### WORK ORDER
Repeat each record that follows, keeping it identical.

======== INFORMATION

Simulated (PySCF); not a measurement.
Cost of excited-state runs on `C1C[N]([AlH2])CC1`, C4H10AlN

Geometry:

================

### REPLY
Simulated (PySCF); not a measurement.
Cost of excited-state runs on `C1C[N]([AlH2])CC1`, C4H10AlN

Geometry:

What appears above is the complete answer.